= = = =

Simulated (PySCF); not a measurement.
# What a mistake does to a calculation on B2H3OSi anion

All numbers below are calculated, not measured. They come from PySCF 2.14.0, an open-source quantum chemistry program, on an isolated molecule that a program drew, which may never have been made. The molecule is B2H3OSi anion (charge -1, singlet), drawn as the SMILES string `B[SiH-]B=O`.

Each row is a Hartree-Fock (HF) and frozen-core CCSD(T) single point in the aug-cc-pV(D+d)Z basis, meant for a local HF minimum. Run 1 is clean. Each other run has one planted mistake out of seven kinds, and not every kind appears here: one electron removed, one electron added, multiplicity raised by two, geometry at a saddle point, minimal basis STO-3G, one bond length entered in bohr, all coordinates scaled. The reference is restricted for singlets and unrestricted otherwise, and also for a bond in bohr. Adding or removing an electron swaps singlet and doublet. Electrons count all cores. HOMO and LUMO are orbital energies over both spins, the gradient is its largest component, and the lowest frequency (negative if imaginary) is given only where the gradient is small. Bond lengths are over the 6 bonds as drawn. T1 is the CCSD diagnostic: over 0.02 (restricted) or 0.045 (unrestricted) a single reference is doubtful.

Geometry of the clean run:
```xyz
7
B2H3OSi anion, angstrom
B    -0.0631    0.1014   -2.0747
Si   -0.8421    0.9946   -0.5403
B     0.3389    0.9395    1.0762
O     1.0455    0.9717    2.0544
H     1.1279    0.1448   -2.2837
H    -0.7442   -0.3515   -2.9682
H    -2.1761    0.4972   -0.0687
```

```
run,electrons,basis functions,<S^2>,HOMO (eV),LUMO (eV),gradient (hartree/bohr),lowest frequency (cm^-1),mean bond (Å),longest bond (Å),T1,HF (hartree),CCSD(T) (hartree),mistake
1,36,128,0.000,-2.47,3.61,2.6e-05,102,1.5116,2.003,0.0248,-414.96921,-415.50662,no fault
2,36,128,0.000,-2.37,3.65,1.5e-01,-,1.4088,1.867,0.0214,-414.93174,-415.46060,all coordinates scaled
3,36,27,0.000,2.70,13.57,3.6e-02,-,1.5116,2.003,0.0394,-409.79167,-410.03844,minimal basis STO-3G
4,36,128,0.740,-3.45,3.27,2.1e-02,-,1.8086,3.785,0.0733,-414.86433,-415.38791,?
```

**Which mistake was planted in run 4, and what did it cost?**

= = = =

The response must consist solely of the lines from the first line of the entries through the line containing "All numbers below", repeated exactly.

# [WRITTEN REPLY]
Simulated (PySCF); not a measurement.
# What a mistake does to a calculation on B2H3OSi anion

All numbers below are calculated, not measured. They come from PySCF 2.14.0, an open-source quantum chemistry program, on an isolated molecule that a program drew, which may never have been made. The molecule is B2H3OSi anion (charge -1, singlet), drawn as the SMILES string `B[SiH-]B=O`.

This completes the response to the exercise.